Work order: Copy the listing below line for line, starting at its first line and ending with the line that has "Answer: Over 15" in it. Add nothing.

Dataset extract:
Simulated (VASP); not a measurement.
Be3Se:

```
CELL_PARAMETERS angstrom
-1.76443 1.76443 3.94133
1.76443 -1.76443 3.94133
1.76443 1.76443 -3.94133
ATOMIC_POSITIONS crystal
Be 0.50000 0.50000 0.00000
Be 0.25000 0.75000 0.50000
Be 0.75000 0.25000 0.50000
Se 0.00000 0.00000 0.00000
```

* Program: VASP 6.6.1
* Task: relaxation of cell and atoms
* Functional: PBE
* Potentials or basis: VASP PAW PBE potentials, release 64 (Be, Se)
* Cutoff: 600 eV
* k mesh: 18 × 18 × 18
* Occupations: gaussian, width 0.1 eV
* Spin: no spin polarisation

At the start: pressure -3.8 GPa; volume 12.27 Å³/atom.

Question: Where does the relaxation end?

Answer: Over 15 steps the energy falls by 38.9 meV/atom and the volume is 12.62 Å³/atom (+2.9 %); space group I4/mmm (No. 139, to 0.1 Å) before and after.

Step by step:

Problem solution:
Simulated (VASP); not a measurement.
Be3Se:

```
CELL_PARAMETERS angstrom
-1.76443 1.76443 3.94133
1.76443 -1.76443 3.94133
1.76443 1.76443 -3.94133
ATOMIC_POSITIONS crystal
Be 0.50000 0.50000 0.00000
Be 0.25000 0.75000 0.50000
Be 0.75000 0.25000 0.50000
Se 0.00000 0.00000 0.00000
```

* Program: VASP 6.6.1
* Task: relaxation of cell and atoms
* Functional: PBE
* Potentials or basis: VASP PAW PBE potentials, release 64 (Be, Se)
* Cutoff: 600 eV
* k mesh: 18 × 18 × 18
* Occupations: gaussian, width 0.1 eV
* Spin: no spin polarisation

At the start: pressure -3.8 GPa; volume 12.27 Å³/atom.

Question: Where does the relaxation end?

Answer: Over 15 steps the energy falls by 38.9 meV/atom and the volume is 12.62 Å³/atom (+2.9 %); space group I4/mmm (No. 139, to 0.1 Å) before and after.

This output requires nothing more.